^^^^^^^^^^^^^^^^
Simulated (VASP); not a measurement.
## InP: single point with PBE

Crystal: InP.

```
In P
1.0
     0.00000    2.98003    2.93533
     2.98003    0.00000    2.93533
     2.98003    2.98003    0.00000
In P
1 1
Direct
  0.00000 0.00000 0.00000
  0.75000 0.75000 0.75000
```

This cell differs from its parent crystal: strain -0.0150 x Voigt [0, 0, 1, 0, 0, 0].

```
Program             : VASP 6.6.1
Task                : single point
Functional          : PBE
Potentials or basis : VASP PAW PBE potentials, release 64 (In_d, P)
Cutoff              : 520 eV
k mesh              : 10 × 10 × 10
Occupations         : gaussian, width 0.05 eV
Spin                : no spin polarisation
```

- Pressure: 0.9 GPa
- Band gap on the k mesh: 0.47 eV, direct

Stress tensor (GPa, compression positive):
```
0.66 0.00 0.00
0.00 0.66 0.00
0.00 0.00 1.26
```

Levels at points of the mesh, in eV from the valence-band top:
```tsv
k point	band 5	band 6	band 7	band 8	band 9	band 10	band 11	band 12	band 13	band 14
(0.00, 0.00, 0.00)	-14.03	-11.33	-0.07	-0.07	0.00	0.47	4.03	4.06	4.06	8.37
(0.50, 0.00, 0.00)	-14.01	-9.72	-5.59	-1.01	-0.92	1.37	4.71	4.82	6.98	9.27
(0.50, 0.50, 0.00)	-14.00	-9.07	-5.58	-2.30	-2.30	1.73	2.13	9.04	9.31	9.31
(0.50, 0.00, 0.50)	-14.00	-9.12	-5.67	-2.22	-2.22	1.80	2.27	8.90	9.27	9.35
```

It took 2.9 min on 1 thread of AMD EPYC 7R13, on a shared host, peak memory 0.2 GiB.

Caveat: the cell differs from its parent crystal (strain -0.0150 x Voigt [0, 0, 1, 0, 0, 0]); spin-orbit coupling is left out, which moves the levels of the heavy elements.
^^^^^^^^^^^^^^^^

> Action item: The first line of the entries, the line with "It took 2.9", and every line between them should be retyped exactly, and nothing else.

> Task output:
Simulated (VASP); not a measurement.
## InP: single point with PBE

Crystal: InP.

```
In P
1.0
     0.00000    2.98003    2.93533
     2.98003    0.00000    2.93533
     2.98003    2.98003    0.00000
In P
1 1
Direct
  0.00000 0.00000 0.00000
  0.75000 0.75000 0.75000
```

This cell differs from its parent crystal: strain -0.0150 x Voigt [0, 0, 1, 0, 0, 0].

```
Program             : VASP 6.6.1
Task                : single point
Functional          : PBE
Potentials or basis : VASP PAW PBE potentials, release 64 (In_d, P)
Cutoff              : 520 eV
k mesh              : 10 × 10 × 10
Occupations         : gaussian, width 0.05 eV
Spin                : no spin polarisation
```

- Pressure: 0.9 GPa
- Band gap on the k mesh: 0.47 eV, direct

Stress tensor (GPa, compression positive):
```
0.66 0.00 0.00
0.00 0.66 0.00
0.00 0.00 1.26
```

Levels at points of the mesh, in eV from the valence-band top:
```tsv
k point	band 5	band 6	band 7	band 8	band 9	band 10	band 11	band 12	band 13	band 14
(0.00, 0.00, 0.00)	-14.03	-11.33	-0.07	-0.07	0.00	0.47	4.03	4.06	4.06	8.37
(0.50, 0.00, 0.00)	-14.01	-9.72	-5.59	-1.01	-0.92	1.37	4.71	4.82	6.98	9.27
(0.50, 0.50, 0.00)	-14.00	-9.07	-5.58	-2.30	-2.30	1.73	2.13	9.04	9.31	9.31
(0.50, 0.00, 0.50)	-14.00	-9.12	-5.67	-2.22	-2.22	1.80	2.27	8.90	9.27	9.35
```

It took 2.9 min on 1 thread of AMD EPYC 7R13, on a shared host, peak memory 0.2 GiB.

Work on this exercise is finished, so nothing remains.